▶ Data shown:
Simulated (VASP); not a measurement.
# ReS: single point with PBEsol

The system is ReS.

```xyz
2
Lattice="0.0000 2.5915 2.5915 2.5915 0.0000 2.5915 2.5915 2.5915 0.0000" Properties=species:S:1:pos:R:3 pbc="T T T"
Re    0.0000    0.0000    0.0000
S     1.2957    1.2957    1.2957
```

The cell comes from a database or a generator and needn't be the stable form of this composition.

▶ Work request:
All entries above need to be copied verbatim.

▶ Answer area:
Simulated (VASP); not a measurement.
# ReS: single point with PBEsol

The system is ReS.

```xyz
2
Lattice="0.0000 2.5915 2.5915 2.5915 0.0000 2.5915 2.5915 2.5915 0.0000" Properties=species:S:1:pos:R:3 pbc="T T T"
Re    0.0000    0.0000    0.0000
S     1.2957    1.2957    1.2957
```

The cell comes from a database or a generator and needn't be the stable form of this composition.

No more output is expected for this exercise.